Work item: The required output is the exact run of lines below that opens at the line with "Task: Some entries are withheld; supply them." and closes at the line with "- 0.180, −dE/dQ from forces (eV/Å): -161.622".

━━━━
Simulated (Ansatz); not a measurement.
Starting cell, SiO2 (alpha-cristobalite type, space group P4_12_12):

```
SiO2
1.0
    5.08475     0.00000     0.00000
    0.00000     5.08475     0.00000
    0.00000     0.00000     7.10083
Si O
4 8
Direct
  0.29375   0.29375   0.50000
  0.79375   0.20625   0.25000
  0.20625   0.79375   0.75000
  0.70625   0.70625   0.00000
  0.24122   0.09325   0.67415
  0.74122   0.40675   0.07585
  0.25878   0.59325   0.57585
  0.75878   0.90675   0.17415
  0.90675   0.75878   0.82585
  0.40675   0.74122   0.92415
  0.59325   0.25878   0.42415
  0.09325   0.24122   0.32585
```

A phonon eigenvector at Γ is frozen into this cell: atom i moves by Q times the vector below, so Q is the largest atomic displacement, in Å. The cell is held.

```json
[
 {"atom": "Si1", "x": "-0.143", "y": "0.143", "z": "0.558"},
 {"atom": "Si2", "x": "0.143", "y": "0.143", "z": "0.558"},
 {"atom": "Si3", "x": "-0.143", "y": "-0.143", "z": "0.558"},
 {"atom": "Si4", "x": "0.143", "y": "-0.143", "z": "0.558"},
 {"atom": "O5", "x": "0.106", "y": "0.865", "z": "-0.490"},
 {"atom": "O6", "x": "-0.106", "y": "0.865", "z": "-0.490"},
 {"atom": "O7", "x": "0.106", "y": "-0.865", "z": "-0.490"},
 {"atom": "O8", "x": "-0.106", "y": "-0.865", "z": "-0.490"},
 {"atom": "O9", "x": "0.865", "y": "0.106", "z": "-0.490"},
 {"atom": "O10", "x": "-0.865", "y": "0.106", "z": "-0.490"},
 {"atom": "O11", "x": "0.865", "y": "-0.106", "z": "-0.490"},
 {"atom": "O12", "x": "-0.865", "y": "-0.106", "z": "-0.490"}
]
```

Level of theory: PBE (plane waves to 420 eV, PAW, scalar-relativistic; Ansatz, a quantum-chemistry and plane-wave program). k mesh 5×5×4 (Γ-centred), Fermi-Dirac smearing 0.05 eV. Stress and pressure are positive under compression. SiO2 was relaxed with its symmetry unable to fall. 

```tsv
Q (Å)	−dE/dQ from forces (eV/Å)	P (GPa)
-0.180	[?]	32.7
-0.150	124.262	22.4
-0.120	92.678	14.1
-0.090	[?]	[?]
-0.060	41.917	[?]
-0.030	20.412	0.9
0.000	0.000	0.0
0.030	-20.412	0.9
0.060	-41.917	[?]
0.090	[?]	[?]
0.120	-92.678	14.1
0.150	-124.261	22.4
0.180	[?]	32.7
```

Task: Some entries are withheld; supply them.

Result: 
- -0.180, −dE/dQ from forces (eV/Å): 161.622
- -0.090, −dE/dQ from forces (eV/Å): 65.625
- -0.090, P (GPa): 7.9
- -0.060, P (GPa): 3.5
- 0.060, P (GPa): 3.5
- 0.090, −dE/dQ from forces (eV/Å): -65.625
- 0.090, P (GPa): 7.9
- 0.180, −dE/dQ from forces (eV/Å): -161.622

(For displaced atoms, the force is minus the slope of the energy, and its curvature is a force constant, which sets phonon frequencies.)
━━━━

Written answer:
Task: Some entries are withheld; supply them.

Result: 
- -0.180, −dE/dQ from forces (eV/Å): 161.622
- -0.090, −dE/dQ from forces (eV/Å): 65.625
- -0.090, P (GPa): 7.9
- -0.060, P (GPa): 3.5
- 0.060, P (GPa): 3.5
- 0.090, −dE/dQ from forces (eV/Å): -65.625
- 0.090, P (GPa): 7.9
- 0.180, −dE/dQ from forces (eV/Å): -161.622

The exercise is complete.